| Dataset |
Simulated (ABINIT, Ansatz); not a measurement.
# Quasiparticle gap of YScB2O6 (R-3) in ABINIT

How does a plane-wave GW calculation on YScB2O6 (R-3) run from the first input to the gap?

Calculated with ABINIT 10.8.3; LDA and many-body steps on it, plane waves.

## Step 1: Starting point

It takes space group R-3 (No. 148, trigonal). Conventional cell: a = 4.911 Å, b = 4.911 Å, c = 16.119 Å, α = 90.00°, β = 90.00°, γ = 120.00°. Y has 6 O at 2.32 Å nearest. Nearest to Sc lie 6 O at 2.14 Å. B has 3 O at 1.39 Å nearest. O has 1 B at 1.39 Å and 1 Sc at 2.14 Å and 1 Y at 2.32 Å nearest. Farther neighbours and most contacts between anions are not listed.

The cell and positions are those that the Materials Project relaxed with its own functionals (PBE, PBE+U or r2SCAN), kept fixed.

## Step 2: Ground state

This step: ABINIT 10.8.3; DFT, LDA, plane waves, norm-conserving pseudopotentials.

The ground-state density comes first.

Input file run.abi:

| Work task |
From the material above, set down exactly the lines starting at the one with "The cell and" and ending at the one with "The ground-state density comes first.", end lines included.

| Result |
The cell and positions are those that the Materials Project relaxed with its own functionals (PBE, PBE+U or r2SCAN), kept fixed.

## Step 2: Ground state

This step: ABINIT 10.8.3; DFT, LDA, plane waves, norm-conserving pseudopotentials.

The ground-state density comes first.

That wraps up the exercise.